____________
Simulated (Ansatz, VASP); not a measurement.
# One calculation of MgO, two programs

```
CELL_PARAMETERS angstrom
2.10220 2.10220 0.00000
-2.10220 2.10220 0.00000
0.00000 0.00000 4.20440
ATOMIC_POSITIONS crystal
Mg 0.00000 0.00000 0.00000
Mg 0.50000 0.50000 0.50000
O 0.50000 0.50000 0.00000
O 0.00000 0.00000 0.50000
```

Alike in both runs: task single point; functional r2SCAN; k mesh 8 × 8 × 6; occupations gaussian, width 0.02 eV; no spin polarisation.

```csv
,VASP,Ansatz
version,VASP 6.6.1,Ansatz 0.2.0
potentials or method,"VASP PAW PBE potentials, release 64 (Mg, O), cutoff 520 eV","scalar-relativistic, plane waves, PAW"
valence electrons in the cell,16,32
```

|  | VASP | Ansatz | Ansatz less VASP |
____________

§ **Work task**: Write out the records above exactly as given.

§ **Answer section**:
Simulated (Ansatz, VASP); not a measurement.
# One calculation of MgO, two programs

```
CELL_PARAMETERS angstrom
2.10220 2.10220 0.00000
-2.10220 2.10220 0.00000
0.00000 0.00000 4.20440
ATOMIC_POSITIONS crystal
Mg 0.00000 0.00000 0.00000
Mg 0.50000 0.50000 0.50000
O 0.50000 0.50000 0.00000
O 0.00000 0.00000 0.50000
```

Alike in both runs: task single point; functional r2SCAN; k mesh 8 × 8 × 6; occupations gaussian, width 0.02 eV; no spin polarisation.

```csv
,VASP,Ansatz
version,VASP 6.6.1,Ansatz 0.2.0
potentials or method,"VASP PAW PBE potentials, release 64 (Mg, O), cutoff 520 eV","scalar-relativistic, plane waves, PAW"
valence electrons in the cell,16,32
```

|  | VASP | Ansatz | Ansatz less VASP |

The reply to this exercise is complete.